=== Task item ===
Repeat the records below exactly.

=== Information given ===
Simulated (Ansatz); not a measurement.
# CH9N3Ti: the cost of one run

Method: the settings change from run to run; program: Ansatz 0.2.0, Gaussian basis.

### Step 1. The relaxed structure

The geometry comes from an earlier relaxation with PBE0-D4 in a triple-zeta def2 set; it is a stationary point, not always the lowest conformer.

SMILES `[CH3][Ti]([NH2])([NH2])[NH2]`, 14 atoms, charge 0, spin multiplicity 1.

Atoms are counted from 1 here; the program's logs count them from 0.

=== Task response ===
Simulated (Ansatz); not a measurement.
# CH9N3Ti: the cost of one run

Method: the settings change from run to run; program: Ansatz 0.2.0, Gaussian basis.

### Step 1. The relaxed structure

The geometry comes from an earlier relaxation with PBE0-D4 in a triple-zeta def2 set; it is a stationary point, not always the lowest conformer.

SMILES `[CH3][Ti]([NH2])([NH2])[NH2]`, 14 atoms, charge 0, spin multiplicity 1.

Atoms are counted from 1 here; the program's logs count them from 0.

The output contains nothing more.